- [REQUIREMENT]: Using the data below, output the first line and every line after it up to and including the line containing "On the command", exactly as written and with nothing added.

### DATA SECTION

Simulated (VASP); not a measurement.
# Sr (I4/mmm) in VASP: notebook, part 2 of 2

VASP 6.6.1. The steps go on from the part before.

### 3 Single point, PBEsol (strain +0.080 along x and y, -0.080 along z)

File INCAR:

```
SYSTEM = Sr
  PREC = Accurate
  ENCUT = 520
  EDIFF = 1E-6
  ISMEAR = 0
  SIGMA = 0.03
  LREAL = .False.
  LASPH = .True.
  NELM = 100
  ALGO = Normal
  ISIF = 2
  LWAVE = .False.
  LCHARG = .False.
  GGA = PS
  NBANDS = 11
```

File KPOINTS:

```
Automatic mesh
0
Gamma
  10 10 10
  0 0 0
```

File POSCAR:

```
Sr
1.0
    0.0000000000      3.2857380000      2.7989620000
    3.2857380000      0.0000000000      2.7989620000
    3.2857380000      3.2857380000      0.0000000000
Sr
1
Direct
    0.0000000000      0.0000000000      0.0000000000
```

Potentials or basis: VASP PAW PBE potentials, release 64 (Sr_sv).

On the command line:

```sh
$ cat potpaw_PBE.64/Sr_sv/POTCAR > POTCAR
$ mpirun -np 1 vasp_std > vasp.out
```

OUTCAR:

######

- [RESPONSE BOX]:
Simulated (VASP); not a measurement.
# Sr (I4/mmm) in VASP: notebook, part 2 of 2

VASP 6.6.1. The steps go on from the part before.

### 3 Single point, PBEsol (strain +0.080 along x and y, -0.080 along z)

File INCAR:

```
SYSTEM = Sr
  PREC = Accurate
  ENCUT = 520
  EDIFF = 1E-6
  ISMEAR = 0
  SIGMA = 0.03
  LREAL = .False.
  LASPH = .True.
  NELM = 100
  ALGO = Normal
  ISIF = 2
  LWAVE = .False.
  LCHARG = .False.
  GGA = PS
  NBANDS = 11
```

File KPOINTS:

```
Automatic mesh
0
Gamma
  10 10 10
  0 0 0
```

File POSCAR:

```
Sr
1.0
    0.0000000000      3.2857380000      2.7989620000
    3.2857380000      0.0000000000      2.7989620000
    3.2857380000      3.2857380000      0.0000000000
Sr
1
Direct
    0.0000000000      0.0000000000      0.0000000000
```

Potentials or basis: VASP PAW PBE potentials, release 64 (Sr_sv).

On the command line:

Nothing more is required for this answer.